REQUIREMENT:
Reproduce the data below line by line, from its first line to the line with "tests the step.", both included, and nothing past that point.

GIVEN INFORMATION:

- Opening Delimiter -

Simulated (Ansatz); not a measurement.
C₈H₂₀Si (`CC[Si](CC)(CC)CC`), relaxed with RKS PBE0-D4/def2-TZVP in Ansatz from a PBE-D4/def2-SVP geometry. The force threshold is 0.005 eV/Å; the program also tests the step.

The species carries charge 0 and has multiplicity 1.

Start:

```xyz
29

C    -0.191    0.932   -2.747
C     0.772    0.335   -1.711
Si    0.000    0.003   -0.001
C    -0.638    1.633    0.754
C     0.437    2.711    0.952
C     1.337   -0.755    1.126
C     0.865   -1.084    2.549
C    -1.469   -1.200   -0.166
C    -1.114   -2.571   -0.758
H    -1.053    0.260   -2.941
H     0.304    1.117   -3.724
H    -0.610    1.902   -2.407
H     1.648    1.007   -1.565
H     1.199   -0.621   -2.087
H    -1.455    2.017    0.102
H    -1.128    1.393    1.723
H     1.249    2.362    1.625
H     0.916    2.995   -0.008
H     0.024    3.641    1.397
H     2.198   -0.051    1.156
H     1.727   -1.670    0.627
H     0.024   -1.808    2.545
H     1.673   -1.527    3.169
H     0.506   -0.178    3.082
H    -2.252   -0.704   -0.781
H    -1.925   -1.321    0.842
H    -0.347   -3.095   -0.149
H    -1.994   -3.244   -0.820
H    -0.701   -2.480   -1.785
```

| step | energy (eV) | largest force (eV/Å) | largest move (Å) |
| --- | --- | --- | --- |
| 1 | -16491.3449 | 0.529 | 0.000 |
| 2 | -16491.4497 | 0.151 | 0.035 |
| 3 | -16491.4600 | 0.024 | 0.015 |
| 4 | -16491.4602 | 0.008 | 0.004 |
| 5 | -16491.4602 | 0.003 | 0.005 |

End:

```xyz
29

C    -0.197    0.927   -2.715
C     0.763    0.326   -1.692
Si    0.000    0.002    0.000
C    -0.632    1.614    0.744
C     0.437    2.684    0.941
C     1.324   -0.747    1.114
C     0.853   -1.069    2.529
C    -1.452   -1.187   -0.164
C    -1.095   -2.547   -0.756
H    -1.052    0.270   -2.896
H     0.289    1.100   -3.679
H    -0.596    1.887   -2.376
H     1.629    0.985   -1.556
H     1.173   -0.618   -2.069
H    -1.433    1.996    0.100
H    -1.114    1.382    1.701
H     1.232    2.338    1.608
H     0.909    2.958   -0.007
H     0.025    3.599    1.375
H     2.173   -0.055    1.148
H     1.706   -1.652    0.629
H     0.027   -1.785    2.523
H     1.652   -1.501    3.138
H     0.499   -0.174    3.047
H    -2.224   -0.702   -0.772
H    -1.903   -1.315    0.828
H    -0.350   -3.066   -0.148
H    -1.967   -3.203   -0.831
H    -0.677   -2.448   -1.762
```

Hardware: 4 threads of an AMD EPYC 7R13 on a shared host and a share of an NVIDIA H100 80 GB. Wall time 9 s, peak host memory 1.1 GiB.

- Closing Delimiter -

TASK ANSWER:
Simulated (Ansatz); not a measurement.
C₈H₂₀Si (`CC[Si](CC)(CC)CC`), relaxed with RKS PBE0-D4/def2-TZVP in Ansatz from a PBE-D4/def2-SVP geometry. The force threshold is 0.005 eV/Å; the program also tests the step.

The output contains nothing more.